:: Listed records ::
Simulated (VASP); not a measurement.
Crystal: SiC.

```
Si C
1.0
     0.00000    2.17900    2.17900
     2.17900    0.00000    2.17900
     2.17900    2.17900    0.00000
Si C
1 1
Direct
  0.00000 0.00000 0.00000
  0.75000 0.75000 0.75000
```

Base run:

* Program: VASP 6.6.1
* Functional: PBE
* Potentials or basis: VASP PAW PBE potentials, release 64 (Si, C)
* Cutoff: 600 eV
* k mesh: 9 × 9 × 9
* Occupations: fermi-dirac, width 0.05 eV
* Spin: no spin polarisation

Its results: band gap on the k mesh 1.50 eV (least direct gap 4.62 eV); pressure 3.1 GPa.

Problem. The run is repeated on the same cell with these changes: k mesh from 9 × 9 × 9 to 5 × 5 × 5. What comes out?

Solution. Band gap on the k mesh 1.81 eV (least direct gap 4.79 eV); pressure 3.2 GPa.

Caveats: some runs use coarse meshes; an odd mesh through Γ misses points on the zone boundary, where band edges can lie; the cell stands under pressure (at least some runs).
:::

Work task => Copy out the lines above exactly, beginning at the one that contains "Crystal: SiC." and ending at the one that contains "Solution. Band gap".

Response box =>
Crystal: SiC.

```
Si C
1.0
     0.00000    2.17900    2.17900
     2.17900    0.00000    2.17900
     2.17900    2.17900    0.00000
Si C
1 1
Direct
  0.00000 0.00000 0.00000
  0.75000 0.75000 0.75000
```

Base run:

* Program: VASP 6.6.1
* Functional: PBE
* Potentials or basis: VASP PAW PBE potentials, release 64 (Si, C)
* Cutoff: 600 eV
* k mesh: 9 × 9 × 9
* Occupations: fermi-dirac, width 0.05 eV
* Spin: no spin polarisation

Its results: band gap on the k mesh 1.50 eV (least direct gap 4.62 eV); pressure 3.1 GPa.

Problem. The run is repeated on the same cell with these changes: k mesh from 9 × 9 × 9 to 5 × 5 × 5. What comes out?

Solution. Band gap on the k mesh 1.81 eV (least direct gap 4.79 eV); pressure 3.2 GPa.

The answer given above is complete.